Work instruction.
For the material below, return exactly the lines starting at the line containing "VASP 6.6.1 |" and ending at the line containing "Q: Where does the relaxation end?", both ends included, and no others.

━━━━━━━━

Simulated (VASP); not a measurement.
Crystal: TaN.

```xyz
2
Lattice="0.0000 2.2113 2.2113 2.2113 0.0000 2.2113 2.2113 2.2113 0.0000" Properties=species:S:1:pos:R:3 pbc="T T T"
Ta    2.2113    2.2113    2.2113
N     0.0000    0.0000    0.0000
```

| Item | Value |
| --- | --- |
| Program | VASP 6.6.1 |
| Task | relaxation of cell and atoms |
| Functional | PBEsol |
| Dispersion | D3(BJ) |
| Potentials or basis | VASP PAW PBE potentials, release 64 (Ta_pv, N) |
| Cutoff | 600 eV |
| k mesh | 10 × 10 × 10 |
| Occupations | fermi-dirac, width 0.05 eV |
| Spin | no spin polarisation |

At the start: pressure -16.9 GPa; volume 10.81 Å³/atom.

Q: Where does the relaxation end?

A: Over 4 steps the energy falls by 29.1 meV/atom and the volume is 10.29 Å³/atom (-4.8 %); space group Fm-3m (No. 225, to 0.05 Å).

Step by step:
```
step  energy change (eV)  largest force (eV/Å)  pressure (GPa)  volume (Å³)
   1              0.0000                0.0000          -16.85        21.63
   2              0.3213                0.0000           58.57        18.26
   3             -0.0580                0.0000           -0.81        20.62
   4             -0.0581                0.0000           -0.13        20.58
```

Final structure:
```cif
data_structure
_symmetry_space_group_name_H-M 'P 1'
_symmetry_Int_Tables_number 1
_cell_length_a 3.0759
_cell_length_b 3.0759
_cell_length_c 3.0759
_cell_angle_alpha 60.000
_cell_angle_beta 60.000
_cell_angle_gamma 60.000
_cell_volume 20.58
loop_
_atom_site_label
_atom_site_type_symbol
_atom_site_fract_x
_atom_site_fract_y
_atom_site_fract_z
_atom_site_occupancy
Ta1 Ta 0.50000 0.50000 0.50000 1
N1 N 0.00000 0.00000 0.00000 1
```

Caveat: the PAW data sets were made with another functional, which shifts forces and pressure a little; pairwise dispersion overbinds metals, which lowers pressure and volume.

━━━━━━━━

Exercise solution.
| Program | VASP 6.6.1 |
| Task | relaxation of cell and atoms |
| Functional | PBEsol |
| Dispersion | D3(BJ) |
| Potentials or basis | VASP PAW PBE potentials, release 64 (Ta_pv, N) |
| Cutoff | 600 eV |
| k mesh | 10 × 10 × 10 |
| Occupations | fermi-dirac, width 0.05 eV |
| Spin | no spin polarisation |

At the start: pressure -16.9 GPa; volume 10.81 Å³/atom.

Q: Where does the relaxation end?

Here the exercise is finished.